Information given →
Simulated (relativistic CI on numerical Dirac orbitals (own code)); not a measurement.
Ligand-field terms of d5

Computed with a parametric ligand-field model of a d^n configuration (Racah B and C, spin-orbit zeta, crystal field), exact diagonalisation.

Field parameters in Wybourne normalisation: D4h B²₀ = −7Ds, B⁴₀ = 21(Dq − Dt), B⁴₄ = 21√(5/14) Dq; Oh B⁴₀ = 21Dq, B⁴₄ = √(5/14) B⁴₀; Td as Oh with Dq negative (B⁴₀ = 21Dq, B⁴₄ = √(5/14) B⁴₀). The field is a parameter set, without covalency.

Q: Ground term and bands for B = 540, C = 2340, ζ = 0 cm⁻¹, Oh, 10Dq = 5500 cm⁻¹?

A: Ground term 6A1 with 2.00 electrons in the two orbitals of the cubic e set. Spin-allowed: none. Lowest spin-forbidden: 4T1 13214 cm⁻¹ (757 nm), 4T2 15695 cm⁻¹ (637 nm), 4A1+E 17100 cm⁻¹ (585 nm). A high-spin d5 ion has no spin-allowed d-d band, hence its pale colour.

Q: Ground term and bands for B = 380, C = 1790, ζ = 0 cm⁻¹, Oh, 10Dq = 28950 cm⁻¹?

Action item → Starting at the line with "Q: Ground term and bands for B = 540, C" and ending at the line with "A: Ground term", print each line of the listing above exactly, with no other lines.

Exercise response →
Q: Ground term and bands for B = 540, C = 2340, ζ = 0 cm⁻¹, Oh, 10Dq = 5500 cm⁻¹?

A: Ground term 6A1 with 2.00 electrons in the two orbitals of the cubic e set. Spin-allowed: none. Lowest spin-forbidden: 4T1 13214 cm⁻¹ (757 nm), 4T2 15695 cm⁻¹ (637 nm), 4A1+E 17100 cm⁻¹ (585 nm). A high-spin d5 ion has no spin-allowed d-d band, hence its pale colour.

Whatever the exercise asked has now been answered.